# Excerpted data
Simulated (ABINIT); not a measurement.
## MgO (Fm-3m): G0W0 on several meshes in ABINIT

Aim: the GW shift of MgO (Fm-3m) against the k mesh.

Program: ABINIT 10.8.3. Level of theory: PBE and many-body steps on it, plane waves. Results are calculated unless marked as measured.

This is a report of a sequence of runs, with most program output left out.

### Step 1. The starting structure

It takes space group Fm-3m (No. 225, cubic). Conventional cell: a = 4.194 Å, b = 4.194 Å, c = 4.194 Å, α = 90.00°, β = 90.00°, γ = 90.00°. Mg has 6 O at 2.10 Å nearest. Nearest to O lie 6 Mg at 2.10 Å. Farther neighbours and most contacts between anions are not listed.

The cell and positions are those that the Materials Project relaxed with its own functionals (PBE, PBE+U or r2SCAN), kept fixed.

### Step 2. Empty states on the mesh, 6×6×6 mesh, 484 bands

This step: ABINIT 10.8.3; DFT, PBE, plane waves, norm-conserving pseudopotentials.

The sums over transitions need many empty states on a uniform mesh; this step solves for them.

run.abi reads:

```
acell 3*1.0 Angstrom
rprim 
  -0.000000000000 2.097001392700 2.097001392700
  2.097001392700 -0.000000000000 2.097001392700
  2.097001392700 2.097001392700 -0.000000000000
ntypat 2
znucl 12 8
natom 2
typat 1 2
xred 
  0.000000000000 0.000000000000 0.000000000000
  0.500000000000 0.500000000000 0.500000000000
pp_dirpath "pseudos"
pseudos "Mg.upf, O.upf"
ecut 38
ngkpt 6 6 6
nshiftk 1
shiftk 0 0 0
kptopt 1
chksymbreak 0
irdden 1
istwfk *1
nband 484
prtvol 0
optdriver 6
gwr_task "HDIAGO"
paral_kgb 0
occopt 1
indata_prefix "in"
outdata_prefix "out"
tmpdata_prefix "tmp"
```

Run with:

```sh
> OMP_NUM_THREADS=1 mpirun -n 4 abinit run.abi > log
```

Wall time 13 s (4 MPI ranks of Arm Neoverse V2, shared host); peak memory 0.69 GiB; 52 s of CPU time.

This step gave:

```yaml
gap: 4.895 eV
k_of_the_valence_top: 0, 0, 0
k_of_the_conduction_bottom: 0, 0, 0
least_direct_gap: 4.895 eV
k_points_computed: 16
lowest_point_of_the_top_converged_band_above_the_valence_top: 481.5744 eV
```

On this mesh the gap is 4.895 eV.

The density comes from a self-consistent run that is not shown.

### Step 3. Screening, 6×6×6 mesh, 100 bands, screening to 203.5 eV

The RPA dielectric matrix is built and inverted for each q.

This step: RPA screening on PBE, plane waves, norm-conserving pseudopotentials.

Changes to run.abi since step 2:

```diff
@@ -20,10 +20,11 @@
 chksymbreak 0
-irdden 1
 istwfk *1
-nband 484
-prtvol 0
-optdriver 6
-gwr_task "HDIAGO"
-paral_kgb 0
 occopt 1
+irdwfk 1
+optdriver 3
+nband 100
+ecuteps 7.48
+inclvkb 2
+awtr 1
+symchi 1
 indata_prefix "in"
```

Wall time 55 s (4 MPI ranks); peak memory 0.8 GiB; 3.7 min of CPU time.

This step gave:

# Activity
Only the lines from the beginning of the entries through the line bearing "It takes space" should be returned, each exactly as written.

# Exercise output
Simulated (ABINIT); not a measurement.
## MgO (Fm-3m): G0W0 on several meshes in ABINIT

Aim: the GW shift of MgO (Fm-3m) against the k mesh.

Program: ABINIT 10.8.3. Level of theory: PBE and many-body steps on it, plane waves. Results are calculated unless marked as measured.

This is a report of a sequence of runs, with most program output left out.

### Step 1. The starting structure

It takes space group Fm-3m (No. 225, cubic). Conventional cell: a = 4.194 Å, b = 4.194 Å, c = 4.194 Å, α = 90.00°, β = 90.00°, γ = 90.00°. Mg has 6 O at 2.10 Å nearest. Nearest to O lie 6 Mg at 2.10 Å. Farther neighbours and most contacts between anions are not listed.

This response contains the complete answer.